**STUDY MATERIAL**.
——

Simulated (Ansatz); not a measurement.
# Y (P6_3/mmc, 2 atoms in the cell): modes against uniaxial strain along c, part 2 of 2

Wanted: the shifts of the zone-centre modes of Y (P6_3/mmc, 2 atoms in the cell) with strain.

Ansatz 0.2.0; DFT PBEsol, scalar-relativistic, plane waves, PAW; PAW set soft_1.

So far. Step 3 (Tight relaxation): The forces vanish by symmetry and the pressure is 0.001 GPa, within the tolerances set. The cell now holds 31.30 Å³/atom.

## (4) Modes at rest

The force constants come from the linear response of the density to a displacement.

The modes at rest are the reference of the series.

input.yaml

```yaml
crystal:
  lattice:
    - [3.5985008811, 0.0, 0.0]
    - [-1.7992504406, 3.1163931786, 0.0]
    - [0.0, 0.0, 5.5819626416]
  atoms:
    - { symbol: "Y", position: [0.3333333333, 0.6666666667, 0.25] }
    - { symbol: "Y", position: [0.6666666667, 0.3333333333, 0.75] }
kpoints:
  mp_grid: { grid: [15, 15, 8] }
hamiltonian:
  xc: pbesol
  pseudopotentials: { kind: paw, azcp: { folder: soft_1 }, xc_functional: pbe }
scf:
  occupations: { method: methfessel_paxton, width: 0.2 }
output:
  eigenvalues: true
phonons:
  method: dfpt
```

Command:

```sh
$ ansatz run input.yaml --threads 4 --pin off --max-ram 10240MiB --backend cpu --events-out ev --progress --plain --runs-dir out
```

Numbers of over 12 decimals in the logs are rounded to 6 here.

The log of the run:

——

**BRIEF**. Starting at the line that has "Ansatz 0.2.0; DFT" and ending at the line that has "Numbers of over", please write out the lines above exactly, leaving out all others.

**EXERCISE RESULT**.
Ansatz 0.2.0; DFT PBEsol, scalar-relativistic, plane waves, PAW; PAW set soft_1.

So far. Step 3 (Tight relaxation): The forces vanish by symmetry and the pressure is 0.001 GPa, within the tolerances set. The cell now holds 31.30 Å³/atom.

## (4) Modes at rest

The force constants come from the linear response of the density to a displacement.

The modes at rest are the reference of the series.

input.yaml

```yaml
crystal:
  lattice:
    - [3.5985008811, 0.0, 0.0]
    - [-1.7992504406, 3.1163931786, 0.0]
    - [0.0, 0.0, 5.5819626416]
  atoms:
    - { symbol: "Y", position: [0.3333333333, 0.6666666667, 0.25] }
    - { symbol: "Y", position: [0.6666666667, 0.3333333333, 0.75] }
kpoints:
  mp_grid: { grid: [15, 15, 8] }
hamiltonian:
  xc: pbesol
  pseudopotentials: { kind: paw, azcp: { folder: soft_1 }, xc_functional: pbe }
scf:
  occupations: { method: methfessel_paxton, width: 0.2 }
output:
  eigenvalues: true
phonons:
  method: dfpt
```

Command:

```sh
$ ansatz run input.yaml --threads 4 --pin off --max-ram 10240MiB --backend cpu --events-out ev --progress --plain --runs-dir out
```

Numbers of over 12 decimals in the logs are rounded to 6 here.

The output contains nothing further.